INPUT DATA.
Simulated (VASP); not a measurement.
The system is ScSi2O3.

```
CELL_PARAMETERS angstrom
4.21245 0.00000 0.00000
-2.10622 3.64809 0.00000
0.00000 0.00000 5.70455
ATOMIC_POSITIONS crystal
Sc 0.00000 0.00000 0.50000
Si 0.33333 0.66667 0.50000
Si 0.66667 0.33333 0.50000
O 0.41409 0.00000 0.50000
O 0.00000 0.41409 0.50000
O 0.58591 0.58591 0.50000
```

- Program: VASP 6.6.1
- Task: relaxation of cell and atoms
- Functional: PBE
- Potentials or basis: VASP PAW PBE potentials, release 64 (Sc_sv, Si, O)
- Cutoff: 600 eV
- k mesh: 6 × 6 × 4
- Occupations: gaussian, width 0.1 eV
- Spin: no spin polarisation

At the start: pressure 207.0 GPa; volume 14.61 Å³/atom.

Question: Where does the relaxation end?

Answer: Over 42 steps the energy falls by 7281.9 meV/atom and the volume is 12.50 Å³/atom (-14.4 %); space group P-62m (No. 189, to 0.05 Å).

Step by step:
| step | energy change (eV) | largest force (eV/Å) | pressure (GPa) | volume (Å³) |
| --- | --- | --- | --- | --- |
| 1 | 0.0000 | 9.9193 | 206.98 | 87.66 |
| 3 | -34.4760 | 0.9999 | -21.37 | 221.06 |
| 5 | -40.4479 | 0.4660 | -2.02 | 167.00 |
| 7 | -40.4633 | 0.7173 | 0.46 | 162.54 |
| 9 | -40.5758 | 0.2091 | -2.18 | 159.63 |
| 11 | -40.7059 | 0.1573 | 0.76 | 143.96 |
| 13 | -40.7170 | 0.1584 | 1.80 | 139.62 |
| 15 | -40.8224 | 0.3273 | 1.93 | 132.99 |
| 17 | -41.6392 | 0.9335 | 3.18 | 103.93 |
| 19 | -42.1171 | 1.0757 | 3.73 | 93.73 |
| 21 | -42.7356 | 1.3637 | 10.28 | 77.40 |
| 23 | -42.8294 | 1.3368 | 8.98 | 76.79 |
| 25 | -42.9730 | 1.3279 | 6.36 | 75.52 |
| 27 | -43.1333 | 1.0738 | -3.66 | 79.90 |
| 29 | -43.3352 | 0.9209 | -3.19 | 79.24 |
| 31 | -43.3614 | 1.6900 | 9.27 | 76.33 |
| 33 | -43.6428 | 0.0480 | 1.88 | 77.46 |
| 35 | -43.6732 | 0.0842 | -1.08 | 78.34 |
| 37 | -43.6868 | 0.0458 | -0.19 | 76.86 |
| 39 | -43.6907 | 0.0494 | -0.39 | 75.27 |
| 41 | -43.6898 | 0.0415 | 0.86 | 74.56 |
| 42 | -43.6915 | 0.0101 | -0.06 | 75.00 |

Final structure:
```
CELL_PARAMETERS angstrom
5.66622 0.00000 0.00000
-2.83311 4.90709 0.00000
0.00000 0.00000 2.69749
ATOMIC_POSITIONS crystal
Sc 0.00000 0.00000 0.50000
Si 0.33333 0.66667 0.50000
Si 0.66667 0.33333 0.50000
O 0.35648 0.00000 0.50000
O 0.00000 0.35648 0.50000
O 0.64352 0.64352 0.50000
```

WORK REQUEST.
Starting at the line with "- Spin: no spin polarisation" and ending at the line with "-0.39 | 75.27 |", print each line of the listing above exactly, with no other lines.

TASK RESPONSE.
- Spin: no spin polarisation

At the start: pressure 207.0 GPa; volume 14.61 Å³/atom.

Question: Where does the relaxation end?

Answer: Over 42 steps the energy falls by 7281.9 meV/atom and the volume is 12.50 Å³/atom (-14.4 %); space group P-62m (No. 189, to 0.05 Å).

Step by step:
| step | energy change (eV) | largest force (eV/Å) | pressure (GPa) | volume (Å³) |
| --- | --- | --- | --- | --- |
| 1 | 0.0000 | 9.9193 | 206.98 | 87.66 |
| 3 | -34.4760 | 0.9999 | -21.37 | 221.06 |
| 5 | -40.4479 | 0.4660 | -2.02 | 167.00 |
| 7 | -40.4633 | 0.7173 | 0.46 | 162.54 |
| 9 | -40.5758 | 0.2091 | -2.18 | 159.63 |
| 11 | -40.7059 | 0.1573 | 0.76 | 143.96 |
| 13 | -40.7170 | 0.1584 | 1.80 | 139.62 |
| 15 | -40.8224 | 0.3273 | 1.93 | 132.99 |
| 17 | -41.6392 | 0.9335 | 3.18 | 103.93 |
| 19 | -42.1171 | 1.0757 | 3.73 | 93.73 |
| 21 | -42.7356 | 1.3637 | 10.28 | 77.40 |
| 23 | -42.8294 | 1.3368 | 8.98 | 76.79 |
| 25 | -42.9730 | 1.3279 | 6.36 | 75.52 |
| 27 | -43.1333 | 1.0738 | -3.66 | 79.90 |
| 29 | -43.3352 | 0.9209 | -3.19 | 79.24 |
| 31 | -43.3614 | 1.6900 | 9.27 | 76.33 |
| 33 | -43.6428 | 0.0480 | 1.88 | 77.46 |
| 35 | -43.6732 | 0.0842 | -1.08 | 78.34 |
| 37 | -43.6868 | 0.0458 | -0.19 | 76.86 |
| 39 | -43.6907 | 0.0494 | -0.39 | 75.27 |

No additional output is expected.